======

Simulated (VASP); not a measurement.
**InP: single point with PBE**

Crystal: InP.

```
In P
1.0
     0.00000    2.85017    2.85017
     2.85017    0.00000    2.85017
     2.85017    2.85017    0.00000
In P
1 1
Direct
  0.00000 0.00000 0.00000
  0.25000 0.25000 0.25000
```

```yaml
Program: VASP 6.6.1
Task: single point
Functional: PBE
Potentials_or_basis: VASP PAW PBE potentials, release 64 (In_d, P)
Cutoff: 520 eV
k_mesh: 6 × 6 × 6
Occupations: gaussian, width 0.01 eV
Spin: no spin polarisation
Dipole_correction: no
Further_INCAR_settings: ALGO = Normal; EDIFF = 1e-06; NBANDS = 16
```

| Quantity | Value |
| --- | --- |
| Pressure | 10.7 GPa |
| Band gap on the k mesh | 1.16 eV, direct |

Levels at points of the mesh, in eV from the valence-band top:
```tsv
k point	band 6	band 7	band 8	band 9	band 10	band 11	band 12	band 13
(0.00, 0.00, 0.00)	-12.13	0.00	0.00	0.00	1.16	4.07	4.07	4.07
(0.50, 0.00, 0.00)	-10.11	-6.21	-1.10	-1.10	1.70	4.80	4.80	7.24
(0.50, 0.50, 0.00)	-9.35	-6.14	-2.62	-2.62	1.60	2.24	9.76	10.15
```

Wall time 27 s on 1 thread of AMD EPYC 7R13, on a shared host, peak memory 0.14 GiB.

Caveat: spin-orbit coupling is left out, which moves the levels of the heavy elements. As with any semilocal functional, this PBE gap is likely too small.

======

Action item
Repeat the entries above exactly, beginning at their first line and ending with the line that contains "Wall time 27", with nothing added.

Task response
Simulated (VASP); not a measurement.
**InP: single point with PBE**

Crystal: InP.

```
In P
1.0
     0.00000    2.85017    2.85017
     2.85017    0.00000    2.85017
     2.85017    2.85017    0.00000
In P
1 1
Direct
  0.00000 0.00000 0.00000
  0.25000 0.25000 0.25000
```

```yaml
Program: VASP 6.6.1
Task: single point
Functional: PBE
Potentials_or_basis: VASP PAW PBE potentials, release 64 (In_d, P)
Cutoff: 520 eV
k_mesh: 6 × 6 × 6
Occupations: gaussian, width 0.01 eV
Spin: no spin polarisation
Dipole_correction: no
Further_INCAR_settings: ALGO = Normal; EDIFF = 1e-06; NBANDS = 16
```

| Quantity | Value |
| --- | --- |
| Pressure | 10.7 GPa |
| Band gap on the k mesh | 1.16 eV, direct |

Levels at points of the mesh, in eV from the valence-band top:
```tsv
k point	band 6	band 7	band 8	band 9	band 10	band 11	band 12	band 13
(0.00, 0.00, 0.00)	-12.13	0.00	0.00	0.00	1.16	4.07	4.07	4.07
(0.50, 0.00, 0.00)	-10.11	-6.21	-1.10	-1.10	1.70	4.80	4.80	7.24
(0.50, 0.50, 0.00)	-9.35	-6.14	-2.62	-2.62	1.60	2.24	9.76	10.15
```

Wall time 27 s on 1 thread of AMD EPYC 7R13, on a shared host, peak memory 0.14 GiB.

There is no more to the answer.